> Information supplied
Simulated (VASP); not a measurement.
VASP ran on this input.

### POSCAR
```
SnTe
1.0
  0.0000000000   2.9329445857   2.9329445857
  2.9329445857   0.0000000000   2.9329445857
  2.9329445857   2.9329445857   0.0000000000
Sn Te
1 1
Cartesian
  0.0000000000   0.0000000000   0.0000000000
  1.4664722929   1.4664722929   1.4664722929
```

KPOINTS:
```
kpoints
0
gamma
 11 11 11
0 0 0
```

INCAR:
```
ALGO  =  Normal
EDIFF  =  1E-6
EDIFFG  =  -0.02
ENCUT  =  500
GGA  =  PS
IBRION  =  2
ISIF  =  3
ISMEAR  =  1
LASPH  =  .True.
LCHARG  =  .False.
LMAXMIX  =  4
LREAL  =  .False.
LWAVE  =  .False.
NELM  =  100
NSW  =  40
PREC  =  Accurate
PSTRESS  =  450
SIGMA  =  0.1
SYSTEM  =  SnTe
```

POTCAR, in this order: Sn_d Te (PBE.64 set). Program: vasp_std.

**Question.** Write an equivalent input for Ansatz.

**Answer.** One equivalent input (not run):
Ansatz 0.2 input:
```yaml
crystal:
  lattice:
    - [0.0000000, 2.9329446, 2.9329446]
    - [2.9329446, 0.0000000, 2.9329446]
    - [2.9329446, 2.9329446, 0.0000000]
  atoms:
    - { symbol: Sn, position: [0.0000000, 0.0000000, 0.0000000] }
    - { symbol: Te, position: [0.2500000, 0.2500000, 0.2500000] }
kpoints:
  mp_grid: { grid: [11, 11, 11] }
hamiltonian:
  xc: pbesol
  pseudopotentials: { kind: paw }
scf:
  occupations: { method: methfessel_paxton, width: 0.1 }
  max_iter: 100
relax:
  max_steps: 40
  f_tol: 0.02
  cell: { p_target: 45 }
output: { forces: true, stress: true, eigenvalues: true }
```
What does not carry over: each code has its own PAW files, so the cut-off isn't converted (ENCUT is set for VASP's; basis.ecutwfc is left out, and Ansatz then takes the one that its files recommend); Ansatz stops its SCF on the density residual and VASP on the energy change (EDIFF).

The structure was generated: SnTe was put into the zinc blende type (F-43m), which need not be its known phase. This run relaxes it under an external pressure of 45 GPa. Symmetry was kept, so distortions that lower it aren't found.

> Work instruction
Give again, exactly as written, every line from the first one above through the line that has "What does not" in it.

> Written reply
Simulated (VASP); not a measurement.
VASP ran on this input.

### POSCAR
```
SnTe
1.0
  0.0000000000   2.9329445857   2.9329445857
  2.9329445857   0.0000000000   2.9329445857
  2.9329445857   2.9329445857   0.0000000000
Sn Te
1 1
Cartesian
  0.0000000000   0.0000000000   0.0000000000
  1.4664722929   1.4664722929   1.4664722929
```

KPOINTS:
```
kpoints
0
gamma
 11 11 11
0 0 0
```

INCAR:
```
ALGO  =  Normal
EDIFF  =  1E-6
EDIFFG  =  -0.02
ENCUT  =  500
GGA  =  PS
IBRION  =  2
ISIF  =  3
ISMEAR  =  1
LASPH  =  .True.
LCHARG  =  .False.
LMAXMIX  =  4
LREAL  =  .False.
LWAVE  =  .False.
NELM  =  100
NSW  =  40
PREC  =  Accurate
PSTRESS  =  450
SIGMA  =  0.1
SYSTEM  =  SnTe
```

POTCAR, in this order: Sn_d Te (PBE.64 set). Program: vasp_std.

**Question.** Write an equivalent input for Ansatz.

**Answer.** One equivalent input (not run):
Ansatz 0.2 input:
```yaml
crystal:
  lattice:
    - [0.0000000, 2.9329446, 2.9329446]
    - [2.9329446, 0.0000000, 2.9329446]
    - [2.9329446, 2.9329446, 0.0000000]
  atoms:
    - { symbol: Sn, position: [0.0000000, 0.0000000, 0.0000000] }
    - { symbol: Te, position: [0.2500000, 0.2500000, 0.2500000] }
kpoints:
  mp_grid: { grid: [11, 11, 11] }
hamiltonian:
  xc: pbesol
  pseudopotentials: { kind: paw }
scf:
  occupations: { method: methfessel_paxton, width: 0.1 }
  max_iter: 100
relax:
  max_steps: 40
  f_tol: 0.02
  cell: { p_target: 45 }
output: { forces: true, stress: true, eigenvalues: true }
```
What does not carry over: each code has its own PAW files, so the cut-off isn't converted (ENCUT is set for VASP's; basis.ecutwfc is left out, and Ansatz then takes the one that its files recommend); Ansatz stops its SCF on the density residual and VASP on the energy change (EDIFF).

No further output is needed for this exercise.